§ ACTION ITEM:
Please copy, character for character, each line from the beginning of the listing to the line containing "### Describe the path.", including both.

§ PROVIDED RECORDS:
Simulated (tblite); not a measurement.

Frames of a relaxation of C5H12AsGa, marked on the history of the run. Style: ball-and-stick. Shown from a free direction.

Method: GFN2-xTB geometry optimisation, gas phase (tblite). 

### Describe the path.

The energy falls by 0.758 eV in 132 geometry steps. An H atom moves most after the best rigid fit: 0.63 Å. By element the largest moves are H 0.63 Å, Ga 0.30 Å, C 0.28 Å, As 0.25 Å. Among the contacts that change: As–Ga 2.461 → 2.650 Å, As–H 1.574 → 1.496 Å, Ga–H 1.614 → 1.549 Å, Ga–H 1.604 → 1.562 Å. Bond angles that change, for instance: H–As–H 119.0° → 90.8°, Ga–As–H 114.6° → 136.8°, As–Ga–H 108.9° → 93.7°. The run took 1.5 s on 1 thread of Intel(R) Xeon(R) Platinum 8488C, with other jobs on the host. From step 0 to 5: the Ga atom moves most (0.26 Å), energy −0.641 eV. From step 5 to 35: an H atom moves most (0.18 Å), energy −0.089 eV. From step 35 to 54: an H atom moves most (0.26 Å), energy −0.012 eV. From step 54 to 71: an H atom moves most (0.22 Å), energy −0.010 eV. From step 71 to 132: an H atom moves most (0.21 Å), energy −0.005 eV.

§ TASK SOLUTION:
Simulated (tblite); not a measurement.

Frames of a relaxation of C5H12AsGa, marked on the history of the run. Style: ball-and-stick. Shown from a free direction.

Method: GFN2-xTB geometry optimisation, gas phase (tblite). 

### Describe the path.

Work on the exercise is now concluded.